--- START ---

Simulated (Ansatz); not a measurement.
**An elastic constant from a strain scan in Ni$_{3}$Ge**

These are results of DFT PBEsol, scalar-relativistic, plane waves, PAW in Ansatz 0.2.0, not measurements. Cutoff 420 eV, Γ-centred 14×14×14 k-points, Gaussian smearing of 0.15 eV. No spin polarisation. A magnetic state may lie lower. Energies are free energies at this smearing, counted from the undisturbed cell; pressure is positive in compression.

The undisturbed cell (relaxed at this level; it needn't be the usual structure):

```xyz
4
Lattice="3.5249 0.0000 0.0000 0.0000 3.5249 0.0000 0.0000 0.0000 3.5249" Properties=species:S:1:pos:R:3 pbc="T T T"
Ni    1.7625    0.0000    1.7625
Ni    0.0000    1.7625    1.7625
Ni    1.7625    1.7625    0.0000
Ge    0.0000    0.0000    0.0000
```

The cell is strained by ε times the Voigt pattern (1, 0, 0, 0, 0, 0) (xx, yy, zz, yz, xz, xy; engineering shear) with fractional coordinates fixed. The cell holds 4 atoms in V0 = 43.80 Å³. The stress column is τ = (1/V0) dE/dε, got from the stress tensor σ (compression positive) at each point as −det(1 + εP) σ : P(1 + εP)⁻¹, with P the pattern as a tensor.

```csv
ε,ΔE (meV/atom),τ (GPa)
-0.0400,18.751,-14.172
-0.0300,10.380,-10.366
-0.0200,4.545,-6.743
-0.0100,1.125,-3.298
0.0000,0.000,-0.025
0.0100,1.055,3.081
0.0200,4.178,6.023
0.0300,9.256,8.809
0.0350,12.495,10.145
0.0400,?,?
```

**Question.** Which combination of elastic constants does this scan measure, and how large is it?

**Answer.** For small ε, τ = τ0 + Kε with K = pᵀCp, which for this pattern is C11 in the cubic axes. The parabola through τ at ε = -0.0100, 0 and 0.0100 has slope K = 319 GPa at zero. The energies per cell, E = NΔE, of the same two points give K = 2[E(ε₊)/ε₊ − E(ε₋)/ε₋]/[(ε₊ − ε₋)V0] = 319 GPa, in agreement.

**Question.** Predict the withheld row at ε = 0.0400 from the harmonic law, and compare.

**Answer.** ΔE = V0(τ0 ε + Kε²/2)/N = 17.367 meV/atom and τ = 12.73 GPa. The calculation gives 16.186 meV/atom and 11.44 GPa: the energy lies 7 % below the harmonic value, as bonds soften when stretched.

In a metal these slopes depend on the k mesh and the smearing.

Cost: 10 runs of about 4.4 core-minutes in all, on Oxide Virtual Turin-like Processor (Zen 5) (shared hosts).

--- END ---

Required action: Restate the records above verbatim up to and including the line containing "These are results".

Written response:
Simulated (Ansatz); not a measurement.
**An elastic constant from a strain scan in Ni$_{3}$Ge**

These are results of DFT PBEsol, scalar-relativistic, plane waves, PAW in Ansatz 0.2.0, not measurements. Cutoff 420 eV, Γ-centred 14×14×14 k-points, Gaussian smearing of 0.15 eV. No spin polarisation. A magnetic state may lie lower. Energies are free energies at this smearing, counted from the undisturbed cell; pressure is positive in compression.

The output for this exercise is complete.